◆ Data shown
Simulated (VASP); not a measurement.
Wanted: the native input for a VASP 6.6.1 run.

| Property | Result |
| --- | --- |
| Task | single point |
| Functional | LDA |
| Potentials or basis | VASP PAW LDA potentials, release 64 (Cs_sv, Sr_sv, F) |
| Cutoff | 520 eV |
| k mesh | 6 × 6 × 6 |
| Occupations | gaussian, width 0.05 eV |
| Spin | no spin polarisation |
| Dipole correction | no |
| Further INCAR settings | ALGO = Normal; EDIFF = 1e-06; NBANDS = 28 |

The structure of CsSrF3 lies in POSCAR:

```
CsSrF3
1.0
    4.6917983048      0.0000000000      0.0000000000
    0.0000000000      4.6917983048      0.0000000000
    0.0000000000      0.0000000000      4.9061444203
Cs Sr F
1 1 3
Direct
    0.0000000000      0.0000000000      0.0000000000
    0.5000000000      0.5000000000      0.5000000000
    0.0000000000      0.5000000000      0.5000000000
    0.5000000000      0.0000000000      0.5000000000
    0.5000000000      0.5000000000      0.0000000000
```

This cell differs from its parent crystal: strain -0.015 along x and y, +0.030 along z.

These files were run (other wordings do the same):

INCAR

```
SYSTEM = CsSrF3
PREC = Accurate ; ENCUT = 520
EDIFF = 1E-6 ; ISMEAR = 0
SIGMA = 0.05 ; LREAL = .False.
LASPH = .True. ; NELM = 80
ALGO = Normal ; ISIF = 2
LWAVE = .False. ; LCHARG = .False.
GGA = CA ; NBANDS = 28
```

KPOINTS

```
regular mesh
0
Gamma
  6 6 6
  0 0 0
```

◆ Requirement
All lines above from the line with "Functional | LDA |" through the line with "NBANDS = 28 |", both included, are to be set down exactly, with nothing else.

◆ Task output
| Functional | LDA |
| Potentials or basis | VASP PAW LDA potentials, release 64 (Cs_sv, Sr_sv, F) |
| Cutoff | 520 eV |
| k mesh | 6 × 6 × 6 |
| Occupations | gaussian, width 0.05 eV |
| Spin | no spin polarisation |
| Dipole correction | no |
| Further INCAR settings | ALGO = Normal; EDIFF = 1e-06; NBANDS = 28 |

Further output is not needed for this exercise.